**Action item**
Your task is to print all of the data word for word.

Top of Data
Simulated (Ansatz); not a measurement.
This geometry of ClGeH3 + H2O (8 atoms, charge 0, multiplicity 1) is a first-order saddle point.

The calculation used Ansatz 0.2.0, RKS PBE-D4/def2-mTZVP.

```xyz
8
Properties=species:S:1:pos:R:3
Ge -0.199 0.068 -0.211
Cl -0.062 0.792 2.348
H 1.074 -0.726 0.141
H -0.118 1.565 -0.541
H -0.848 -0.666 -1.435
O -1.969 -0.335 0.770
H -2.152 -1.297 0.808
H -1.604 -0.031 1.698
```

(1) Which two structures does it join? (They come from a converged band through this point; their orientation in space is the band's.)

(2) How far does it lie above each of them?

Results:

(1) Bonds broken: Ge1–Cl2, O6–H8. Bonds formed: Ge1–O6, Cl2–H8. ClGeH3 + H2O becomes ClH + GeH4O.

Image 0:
Bottom of Data

**Written reply**
Simulated (Ansatz); not a measurement.
This geometry of ClGeH3 + H2O (8 atoms, charge 0, multiplicity 1) is a first-order saddle point.

The calculation used Ansatz 0.2.0, RKS PBE-D4/def2-mTZVP.

```xyz
8
Properties=species:S:1:pos:R:3
Ge -0.199 0.068 -0.211
Cl -0.062 0.792 2.348
H 1.074 -0.726 0.141
H -0.118 1.565 -0.541
H -0.848 -0.666 -1.435
O -1.969 -0.335 0.770
H -2.152 -1.297 0.808
H -1.604 -0.031 1.698
```

(1) Which two structures does it join? (They come from a converged band through this point; their orientation in space is the band's.)

(2) How far does it lie above each of them?

Results:

(1) Bonds broken: Ge1–Cl2, O6–H8. Bonds formed: Ge1–O6, Cl2–H8. ClGeH3 + H2O becomes ClH + GeH4O.

Image 0:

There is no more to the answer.